Only certain lines below are wanted: those starting at the line containing "Does its bonding" and ending at the line containing "Labels in which", both included, each retyped exactly.

Segment Start: Records provided

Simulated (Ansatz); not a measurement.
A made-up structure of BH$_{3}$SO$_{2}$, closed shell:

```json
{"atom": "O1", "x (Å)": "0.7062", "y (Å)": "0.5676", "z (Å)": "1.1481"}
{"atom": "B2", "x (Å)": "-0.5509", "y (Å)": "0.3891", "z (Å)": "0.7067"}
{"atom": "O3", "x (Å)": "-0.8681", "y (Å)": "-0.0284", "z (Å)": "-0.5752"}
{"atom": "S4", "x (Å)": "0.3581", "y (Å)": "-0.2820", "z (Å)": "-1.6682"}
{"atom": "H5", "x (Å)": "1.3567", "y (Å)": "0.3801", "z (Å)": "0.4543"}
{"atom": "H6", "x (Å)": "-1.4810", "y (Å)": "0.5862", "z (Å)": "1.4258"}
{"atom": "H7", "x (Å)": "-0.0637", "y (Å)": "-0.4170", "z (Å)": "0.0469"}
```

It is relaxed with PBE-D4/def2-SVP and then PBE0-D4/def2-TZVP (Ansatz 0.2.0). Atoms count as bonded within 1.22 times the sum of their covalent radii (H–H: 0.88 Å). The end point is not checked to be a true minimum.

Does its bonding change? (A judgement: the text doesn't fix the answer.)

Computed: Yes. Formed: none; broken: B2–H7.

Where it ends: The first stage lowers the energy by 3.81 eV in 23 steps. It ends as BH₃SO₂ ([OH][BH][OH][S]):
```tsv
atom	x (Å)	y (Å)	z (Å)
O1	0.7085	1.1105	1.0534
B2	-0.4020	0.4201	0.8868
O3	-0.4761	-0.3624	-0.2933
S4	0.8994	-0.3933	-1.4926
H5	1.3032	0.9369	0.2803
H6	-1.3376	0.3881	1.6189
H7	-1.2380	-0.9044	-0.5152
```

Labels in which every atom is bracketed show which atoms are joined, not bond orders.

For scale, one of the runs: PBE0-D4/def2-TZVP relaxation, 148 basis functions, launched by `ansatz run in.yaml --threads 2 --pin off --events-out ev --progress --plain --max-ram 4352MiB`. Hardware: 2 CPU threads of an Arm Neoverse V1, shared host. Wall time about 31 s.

Segment End: Records provided

Written response:
Does its bonding change? (A judgement: the text doesn't fix the answer.)

Computed: Yes. Formed: none; broken: B2–H7.

Where it ends: The first stage lowers the energy by 3.81 eV in 23 steps. It ends as BH₃SO₂ ([OH][BH][OH][S]):
```tsv
atom	x (Å)	y (Å)	z (Å)
O1	0.7085	1.1105	1.0534
B2	-0.4020	0.4201	0.8868
O3	-0.4761	-0.3624	-0.2933
S4	0.8994	-0.3933	-1.4926
H5	1.3032	0.9369	0.2803
H6	-1.3376	0.3881	1.6189
H7	-1.2380	-0.9044	-0.5152
```

Labels in which every atom is bracketed show which atoms are joined, not bond orders.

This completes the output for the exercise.